*EXTRACTED ENTRIES*:
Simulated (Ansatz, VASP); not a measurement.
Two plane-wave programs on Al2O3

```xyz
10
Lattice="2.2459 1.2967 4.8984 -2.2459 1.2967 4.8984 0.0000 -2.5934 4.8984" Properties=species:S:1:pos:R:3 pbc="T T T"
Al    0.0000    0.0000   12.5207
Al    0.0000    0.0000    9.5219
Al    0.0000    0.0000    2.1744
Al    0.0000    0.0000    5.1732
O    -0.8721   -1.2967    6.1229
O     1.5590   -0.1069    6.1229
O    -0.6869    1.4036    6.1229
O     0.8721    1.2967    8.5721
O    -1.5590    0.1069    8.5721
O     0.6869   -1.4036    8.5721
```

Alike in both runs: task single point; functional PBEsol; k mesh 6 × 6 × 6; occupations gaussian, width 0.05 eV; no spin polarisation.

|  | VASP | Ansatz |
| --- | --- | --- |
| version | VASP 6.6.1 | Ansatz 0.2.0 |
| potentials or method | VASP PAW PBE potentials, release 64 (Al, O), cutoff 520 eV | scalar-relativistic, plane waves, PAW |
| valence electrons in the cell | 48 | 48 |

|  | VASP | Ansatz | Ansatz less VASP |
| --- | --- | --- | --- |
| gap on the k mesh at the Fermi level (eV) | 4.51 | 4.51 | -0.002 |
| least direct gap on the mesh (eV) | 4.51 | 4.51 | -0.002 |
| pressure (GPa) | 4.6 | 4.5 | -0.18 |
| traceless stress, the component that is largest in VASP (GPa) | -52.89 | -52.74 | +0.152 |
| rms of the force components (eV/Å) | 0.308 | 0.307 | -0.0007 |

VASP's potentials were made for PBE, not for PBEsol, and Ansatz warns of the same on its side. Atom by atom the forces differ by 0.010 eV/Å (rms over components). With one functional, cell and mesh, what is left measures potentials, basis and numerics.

*WORK ORDER*:
After locating the line that contains "0.307 | -0.0007 |", please copy exactly every line from the start of the records through it, and nothing else.

*EXERCISE SOLUTION*:
Simulated (Ansatz, VASP); not a measurement.
Two plane-wave programs on Al2O3

```xyz
10
Lattice="2.2459 1.2967 4.8984 -2.2459 1.2967 4.8984 0.0000 -2.5934 4.8984" Properties=species:S:1:pos:R:3 pbc="T T T"
Al    0.0000    0.0000   12.5207
Al    0.0000    0.0000    9.5219
Al    0.0000    0.0000    2.1744
Al    0.0000    0.0000    5.1732
O    -0.8721   -1.2967    6.1229
O     1.5590   -0.1069    6.1229
O    -0.6869    1.4036    6.1229
O     0.8721    1.2967    8.5721
O    -1.5590    0.1069    8.5721
O     0.6869   -1.4036    8.5721
```

Alike in both runs: task single point; functional PBEsol; k mesh 6 × 6 × 6; occupations gaussian, width 0.05 eV; no spin polarisation.

|  | VASP | Ansatz |
| --- | --- | --- |
| version | VASP 6.6.1 | Ansatz 0.2.0 |
| potentials or method | VASP PAW PBE potentials, release 64 (Al, O), cutoff 520 eV | scalar-relativistic, plane waves, PAW |
| valence electrons in the cell | 48 | 48 |

|  | VASP | Ansatz | Ansatz less VASP |
| --- | --- | --- | --- |
| gap on the k mesh at the Fermi level (eV) | 4.51 | 4.51 | -0.002 |
| least direct gap on the mesh (eV) | 4.51 | 4.51 | -0.002 |
| pressure (GPa) | 4.6 | 4.5 | -0.18 |
| traceless stress, the component that is largest in VASP (GPa) | -52.89 | -52.74 | +0.152 |
| rms of the force components (eV/Å) | 0.308 | 0.307 | -0.0007 |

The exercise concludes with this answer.